The response must consist of the lines below from the one with "64 (Na_pv, S)" through the one with "How do energy, volume", exactly as they appear and with both ends kept.

=== Record excerpts ===

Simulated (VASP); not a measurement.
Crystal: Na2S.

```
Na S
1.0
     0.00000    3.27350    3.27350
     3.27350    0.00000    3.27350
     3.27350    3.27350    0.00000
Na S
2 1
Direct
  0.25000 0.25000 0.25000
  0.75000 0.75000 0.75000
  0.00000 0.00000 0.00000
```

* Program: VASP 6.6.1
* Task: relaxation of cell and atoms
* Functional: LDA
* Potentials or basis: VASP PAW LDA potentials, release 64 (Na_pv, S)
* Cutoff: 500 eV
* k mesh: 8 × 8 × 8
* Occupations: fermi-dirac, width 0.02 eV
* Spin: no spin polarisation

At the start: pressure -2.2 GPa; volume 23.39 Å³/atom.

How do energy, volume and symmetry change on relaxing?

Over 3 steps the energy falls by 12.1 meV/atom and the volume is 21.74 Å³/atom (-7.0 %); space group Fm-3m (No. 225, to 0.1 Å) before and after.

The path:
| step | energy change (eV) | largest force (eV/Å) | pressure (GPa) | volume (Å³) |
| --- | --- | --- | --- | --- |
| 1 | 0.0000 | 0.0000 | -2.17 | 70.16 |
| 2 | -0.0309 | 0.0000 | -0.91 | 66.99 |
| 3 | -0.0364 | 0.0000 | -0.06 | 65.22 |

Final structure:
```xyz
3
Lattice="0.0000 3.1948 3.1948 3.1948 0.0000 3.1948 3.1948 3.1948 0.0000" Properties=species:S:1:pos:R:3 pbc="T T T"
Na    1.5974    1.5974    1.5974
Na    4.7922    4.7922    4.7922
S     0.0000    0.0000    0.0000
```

===

*Exercise solution*
* Potentials or basis: VASP PAW LDA potentials, release 64 (Na_pv, S)
* Cutoff: 500 eV
* k mesh: 8 × 8 × 8
* Occupations: fermi-dirac, width 0.02 eV
* Spin: no spin polarisation

At the start: pressure -2.2 GPa; volume 23.39 Å³/atom.

How do energy, volume and symmetry change on relaxing?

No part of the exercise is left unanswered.